__________

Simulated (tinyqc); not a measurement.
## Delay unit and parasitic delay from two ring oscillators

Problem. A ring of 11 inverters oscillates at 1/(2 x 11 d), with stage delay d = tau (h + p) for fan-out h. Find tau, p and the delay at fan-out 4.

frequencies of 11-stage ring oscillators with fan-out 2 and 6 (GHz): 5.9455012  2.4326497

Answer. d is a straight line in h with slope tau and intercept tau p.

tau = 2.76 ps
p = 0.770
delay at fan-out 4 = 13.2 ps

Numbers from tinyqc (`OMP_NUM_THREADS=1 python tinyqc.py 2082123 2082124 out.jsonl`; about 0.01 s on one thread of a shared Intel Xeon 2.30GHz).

__________

Taking the entries above, write out exactly each line from the one holding "Problem. A ring" to the one holding "delay at fan-out 4 = 13.2 ps", both included, and stop there.

Problem. A ring of 11 inverters oscillates at 1/(2 x 11 d), with stage delay d = tau (h + p) for fan-out h. Find tau, p and the delay at fan-out 4.

frequencies of 11-stage ring oscillators with fan-out 2 and 6 (GHz): 5.9455012  2.4326497

Answer. d is a straight line in h with slope tau and intercept tau p.

tau = 2.76 ps
p = 0.770
delay at fan-out 4 = 13.2 ps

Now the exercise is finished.